## [WORK REQUEST]
Exactly the lines from the start of the data below through the line containing "Method: the settings" must be returned, and no others.

## [INFORMATION]
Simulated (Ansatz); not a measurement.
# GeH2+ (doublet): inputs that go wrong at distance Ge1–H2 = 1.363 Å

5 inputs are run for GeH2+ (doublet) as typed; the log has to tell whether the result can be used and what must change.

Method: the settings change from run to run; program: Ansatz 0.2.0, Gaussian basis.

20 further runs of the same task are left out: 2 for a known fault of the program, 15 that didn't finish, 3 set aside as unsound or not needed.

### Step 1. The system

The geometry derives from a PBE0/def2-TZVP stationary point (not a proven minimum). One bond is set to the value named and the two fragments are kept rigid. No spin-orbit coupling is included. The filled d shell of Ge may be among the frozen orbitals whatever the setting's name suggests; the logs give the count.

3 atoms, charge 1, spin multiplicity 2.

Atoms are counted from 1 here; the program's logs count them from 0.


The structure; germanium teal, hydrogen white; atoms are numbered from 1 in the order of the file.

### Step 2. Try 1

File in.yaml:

## [WRITTEN RESPONSE]
Simulated (Ansatz); not a measurement.
# GeH2+ (doublet): inputs that go wrong at distance Ge1–H2 = 1.363 Å

5 inputs are run for GeH2+ (doublet) as typed; the log has to tell whether the result can be used and what must change.

Method: the settings change from run to run; program: Ansatz 0.2.0, Gaussian basis.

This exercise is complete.